## [REQUIREMENT]
Your job is to set down the stretch of entries that opens with the line containing "Species 1: correlation" and closes with the line containing "H+ has no electrons: E = 0". Keep both end lines, copy each exactly, and add nothing.

************

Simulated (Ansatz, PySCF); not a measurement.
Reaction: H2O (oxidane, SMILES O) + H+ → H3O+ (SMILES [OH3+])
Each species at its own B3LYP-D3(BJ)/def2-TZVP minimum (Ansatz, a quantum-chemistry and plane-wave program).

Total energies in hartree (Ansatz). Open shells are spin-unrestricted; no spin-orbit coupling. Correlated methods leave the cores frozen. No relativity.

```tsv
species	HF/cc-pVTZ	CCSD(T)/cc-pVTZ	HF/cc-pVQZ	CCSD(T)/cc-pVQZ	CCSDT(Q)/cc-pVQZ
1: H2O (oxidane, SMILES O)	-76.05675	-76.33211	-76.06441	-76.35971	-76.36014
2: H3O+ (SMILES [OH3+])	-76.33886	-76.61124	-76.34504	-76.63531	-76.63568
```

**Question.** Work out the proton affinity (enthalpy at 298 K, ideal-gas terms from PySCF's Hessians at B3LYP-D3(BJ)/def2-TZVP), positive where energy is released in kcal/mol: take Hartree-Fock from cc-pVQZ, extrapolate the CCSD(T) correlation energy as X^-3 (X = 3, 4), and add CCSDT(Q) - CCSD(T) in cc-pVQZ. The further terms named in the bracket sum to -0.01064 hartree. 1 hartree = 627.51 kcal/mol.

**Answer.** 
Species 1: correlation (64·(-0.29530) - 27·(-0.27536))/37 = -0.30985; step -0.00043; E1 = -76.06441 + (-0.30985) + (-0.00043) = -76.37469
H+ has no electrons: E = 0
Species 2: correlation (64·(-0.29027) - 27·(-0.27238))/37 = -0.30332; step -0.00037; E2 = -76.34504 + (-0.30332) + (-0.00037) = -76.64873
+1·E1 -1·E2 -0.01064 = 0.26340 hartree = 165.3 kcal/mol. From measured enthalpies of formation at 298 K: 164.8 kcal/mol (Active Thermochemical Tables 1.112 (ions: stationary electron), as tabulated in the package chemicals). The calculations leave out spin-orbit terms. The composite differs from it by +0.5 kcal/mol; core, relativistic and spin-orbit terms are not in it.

************

## [RESULT]
Species 1: correlation (64·(-0.29530) - 27·(-0.27536))/37 = -0.30985; step -0.00043; E1 = -76.06441 + (-0.30985) + (-0.00043) = -76.37469
H+ has no electrons: E = 0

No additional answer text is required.